■ Activity
Given the entries that follow, write out exactly the lines starting at the one containing "Consider Zn (Fm-3m)." and ending at the one containing "Q: What does the Zn K edge look like?", both ends included, and only those.

----------

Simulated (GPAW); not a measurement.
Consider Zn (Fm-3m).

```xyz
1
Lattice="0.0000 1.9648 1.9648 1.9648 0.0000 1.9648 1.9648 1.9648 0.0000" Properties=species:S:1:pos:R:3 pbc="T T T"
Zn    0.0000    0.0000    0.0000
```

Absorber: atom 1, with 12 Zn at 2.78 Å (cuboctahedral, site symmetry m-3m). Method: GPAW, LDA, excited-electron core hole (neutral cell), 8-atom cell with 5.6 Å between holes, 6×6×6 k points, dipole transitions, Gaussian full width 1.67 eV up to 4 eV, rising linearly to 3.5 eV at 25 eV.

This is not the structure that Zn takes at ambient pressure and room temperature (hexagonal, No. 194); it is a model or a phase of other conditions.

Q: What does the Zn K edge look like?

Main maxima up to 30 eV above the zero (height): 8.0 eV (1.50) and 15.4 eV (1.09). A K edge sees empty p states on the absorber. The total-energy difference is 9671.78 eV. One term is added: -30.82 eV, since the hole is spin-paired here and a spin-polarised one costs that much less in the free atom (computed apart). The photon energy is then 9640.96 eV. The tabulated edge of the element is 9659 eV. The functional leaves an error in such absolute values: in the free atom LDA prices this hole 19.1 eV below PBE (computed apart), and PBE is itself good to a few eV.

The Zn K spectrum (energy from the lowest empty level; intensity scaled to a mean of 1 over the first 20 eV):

----------

■ Task answer
Consider Zn (Fm-3m).

```xyz
1
Lattice="0.0000 1.9648 1.9648 1.9648 0.0000 1.9648 1.9648 1.9648 0.0000" Properties=species:S:1:pos:R:3 pbc="T T T"
Zn    0.0000    0.0000    0.0000
```

Absorber: atom 1, with 12 Zn at 2.78 Å (cuboctahedral, site symmetry m-3m). Method: GPAW, LDA, excited-electron core hole (neutral cell), 8-atom cell with 5.6 Å between holes, 6×6×6 k points, dipole transitions, Gaussian full width 1.67 eV up to 4 eV, rising linearly to 3.5 eV at 25 eV.

This is not the structure that Zn takes at ambient pressure and room temperature (hexagonal, No. 194); it is a model or a phase of other conditions.

Q: What does the Zn K edge look like?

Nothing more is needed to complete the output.